> EXERCISE:
Among the lines below, copy exactly those from the one with "The runs below" through the one with "All numbers are", counting both ends.

[[ ENTRIES SUPPLIED, beginning ]]
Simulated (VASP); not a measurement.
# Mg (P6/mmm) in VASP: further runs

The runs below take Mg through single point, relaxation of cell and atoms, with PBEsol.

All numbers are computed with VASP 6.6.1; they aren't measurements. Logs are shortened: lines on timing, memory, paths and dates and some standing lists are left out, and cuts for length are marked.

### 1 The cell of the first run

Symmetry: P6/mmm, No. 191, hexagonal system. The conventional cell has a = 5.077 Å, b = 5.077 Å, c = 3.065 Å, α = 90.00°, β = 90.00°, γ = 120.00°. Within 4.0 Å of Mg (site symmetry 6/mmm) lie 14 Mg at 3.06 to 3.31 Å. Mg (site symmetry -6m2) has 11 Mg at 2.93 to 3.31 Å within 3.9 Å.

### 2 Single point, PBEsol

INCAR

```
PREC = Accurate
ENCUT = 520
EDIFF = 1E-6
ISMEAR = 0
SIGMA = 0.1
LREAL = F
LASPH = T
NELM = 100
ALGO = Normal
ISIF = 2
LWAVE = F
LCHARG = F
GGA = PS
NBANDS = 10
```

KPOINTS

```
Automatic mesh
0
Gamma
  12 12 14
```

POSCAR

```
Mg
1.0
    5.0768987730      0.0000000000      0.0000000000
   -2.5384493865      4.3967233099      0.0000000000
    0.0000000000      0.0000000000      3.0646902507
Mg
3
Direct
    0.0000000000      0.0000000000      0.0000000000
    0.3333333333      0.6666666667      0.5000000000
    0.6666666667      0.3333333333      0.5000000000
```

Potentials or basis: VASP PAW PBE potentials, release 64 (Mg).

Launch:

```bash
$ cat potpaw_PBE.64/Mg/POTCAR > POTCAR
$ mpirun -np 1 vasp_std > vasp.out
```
[[ ENTRIES SUPPLIED, end ]]

> TASK ANSWER:
The runs below take Mg through single point, relaxation of cell and atoms, with PBEsol.

All numbers are computed with VASP 6.6.1; they aren't measurements. Logs are shortened: lines on timing, memory, paths and dates and some standing lists are left out, and cuts for length are marked.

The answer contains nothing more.